*TASK ITEM*.
In the listing that follows, locate the line containing "These are results" and the line containing "Q: Is this structure". Retype exactly those two lines and every line between them, and nothing more.

*DATA EXCERPTS*.
===

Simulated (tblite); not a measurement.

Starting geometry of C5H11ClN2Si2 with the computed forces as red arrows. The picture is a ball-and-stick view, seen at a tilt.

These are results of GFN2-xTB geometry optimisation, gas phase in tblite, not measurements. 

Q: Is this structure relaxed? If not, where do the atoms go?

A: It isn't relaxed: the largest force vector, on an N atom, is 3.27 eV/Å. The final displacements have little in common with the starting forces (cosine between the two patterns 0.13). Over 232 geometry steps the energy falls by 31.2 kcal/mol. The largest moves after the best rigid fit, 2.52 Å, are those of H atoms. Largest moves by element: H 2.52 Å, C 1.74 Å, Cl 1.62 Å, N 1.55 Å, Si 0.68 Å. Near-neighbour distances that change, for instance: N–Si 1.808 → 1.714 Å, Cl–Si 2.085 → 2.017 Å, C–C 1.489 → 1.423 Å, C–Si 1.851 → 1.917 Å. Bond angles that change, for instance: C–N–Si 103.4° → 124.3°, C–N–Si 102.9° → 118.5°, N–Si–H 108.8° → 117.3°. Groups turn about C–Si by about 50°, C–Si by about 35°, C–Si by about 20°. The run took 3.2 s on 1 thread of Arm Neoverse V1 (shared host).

===

*TASK RESULT*.
These are results of GFN2-xTB geometry optimisation, gas phase in tblite, not measurements. 

Q: Is this structure relaxed? If not, where do the atoms go?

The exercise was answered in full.